**STUDY MATERIAL:**
⟨

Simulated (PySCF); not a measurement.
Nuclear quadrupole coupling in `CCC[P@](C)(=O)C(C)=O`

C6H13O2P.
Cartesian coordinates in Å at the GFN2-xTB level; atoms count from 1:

⟩

**REQUIREMENT:**
Everything in the data must be repeated exactly; leave no line out.

**SOLUTION:**
Simulated (PySCF); not a measurement.
Nuclear quadrupole coupling in `CCC[P@](C)(=O)C(C)=O`

C6H13O2P.
Cartesian coordinates in Å at the GFN2-xTB level; atoms count from 1:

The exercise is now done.